DATA FOR REVIEW:
++++++++++++++++++++
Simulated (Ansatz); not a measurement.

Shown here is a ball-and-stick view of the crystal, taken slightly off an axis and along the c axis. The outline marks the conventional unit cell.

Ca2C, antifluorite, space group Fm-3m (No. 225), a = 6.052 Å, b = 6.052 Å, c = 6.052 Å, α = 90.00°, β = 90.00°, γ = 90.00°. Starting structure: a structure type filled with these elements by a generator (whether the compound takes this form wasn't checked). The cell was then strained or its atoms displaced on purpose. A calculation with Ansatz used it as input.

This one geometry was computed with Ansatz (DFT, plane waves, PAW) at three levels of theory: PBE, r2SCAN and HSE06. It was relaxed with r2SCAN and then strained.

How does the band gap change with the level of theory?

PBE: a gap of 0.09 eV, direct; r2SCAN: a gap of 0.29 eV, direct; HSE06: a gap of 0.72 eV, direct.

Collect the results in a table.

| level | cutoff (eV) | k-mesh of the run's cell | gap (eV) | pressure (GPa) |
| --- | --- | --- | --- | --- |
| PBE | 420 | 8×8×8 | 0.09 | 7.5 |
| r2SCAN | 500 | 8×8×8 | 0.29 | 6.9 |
++++++++++++++++++++

REQUIRED ACTION:
Looking back over the data above, restate word for word the lines that begin at the line with "Ca2C, antifluorite, space" and end at the line with "0.09 | 7.5 |", inclusive.

WRITTEN ANSWER:
Ca2C, antifluorite, space group Fm-3m (No. 225), a = 6.052 Å, b = 6.052 Å, c = 6.052 Å, α = 90.00°, β = 90.00°, γ = 90.00°. Starting structure: a structure type filled with these elements by a generator (whether the compound takes this form wasn't checked). The cell was then strained or its atoms displaced on purpose. A calculation with Ansatz used it as input.

This one geometry was computed with Ansatz (DFT, plane waves, PAW) at three levels of theory: PBE, r2SCAN and HSE06. It was relaxed with r2SCAN and then strained.

How does the band gap change with the level of theory?

PBE: a gap of 0.09 eV, direct; r2SCAN: a gap of 0.29 eV, direct; HSE06: a gap of 0.72 eV, direct.

Collect the results in a table.

| level | cutoff (eV) | k-mesh of the run's cell | gap (eV) | pressure (GPa) |
| --- | --- | --- | --- | --- |
| PBE | 420 | 8×8×8 | 0.09 | 7.5 |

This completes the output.